EXTRACTED DATA:
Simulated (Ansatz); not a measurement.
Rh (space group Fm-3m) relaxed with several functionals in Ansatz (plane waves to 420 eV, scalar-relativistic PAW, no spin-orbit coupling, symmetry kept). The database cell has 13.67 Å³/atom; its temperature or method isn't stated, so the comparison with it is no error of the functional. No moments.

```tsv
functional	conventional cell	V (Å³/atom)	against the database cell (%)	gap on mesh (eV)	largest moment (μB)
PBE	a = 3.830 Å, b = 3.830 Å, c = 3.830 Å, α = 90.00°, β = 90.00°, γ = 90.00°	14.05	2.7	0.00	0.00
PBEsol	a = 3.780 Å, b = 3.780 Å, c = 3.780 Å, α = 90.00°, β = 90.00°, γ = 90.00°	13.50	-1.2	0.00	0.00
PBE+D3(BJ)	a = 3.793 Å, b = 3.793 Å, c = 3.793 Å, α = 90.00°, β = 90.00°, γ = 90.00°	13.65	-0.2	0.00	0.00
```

TASK ITEM: Would you repeat the records above without any changes?

ANSWER BOX:
Simulated (Ansatz); not a measurement.
Rh (space group Fm-3m) relaxed with several functionals in Ansatz (plane waves to 420 eV, scalar-relativistic PAW, no spin-orbit coupling, symmetry kept). The database cell has 13.67 Å³/atom; its temperature or method isn't stated, so the comparison with it is no error of the functional. No moments.

```tsv
functional	conventional cell	V (Å³/atom)	against the database cell (%)	gap on mesh (eV)	largest moment (μB)
PBE	a = 3.830 Å, b = 3.830 Å, c = 3.830 Å, α = 90.00°, β = 90.00°, γ = 90.00°	14.05	2.7	0.00	0.00
PBEsol	a = 3.780 Å, b = 3.780 Å, c = 3.780 Å, α = 90.00°, β = 90.00°, γ = 90.00°	13.50	-1.2	0.00	0.00
PBE+D3(BJ)	a = 3.793 Å, b = 3.793 Å, c = 3.793 Å, α = 90.00°, β = 90.00°, γ = 90.00°	13.65	-0.2	0.00	0.00
```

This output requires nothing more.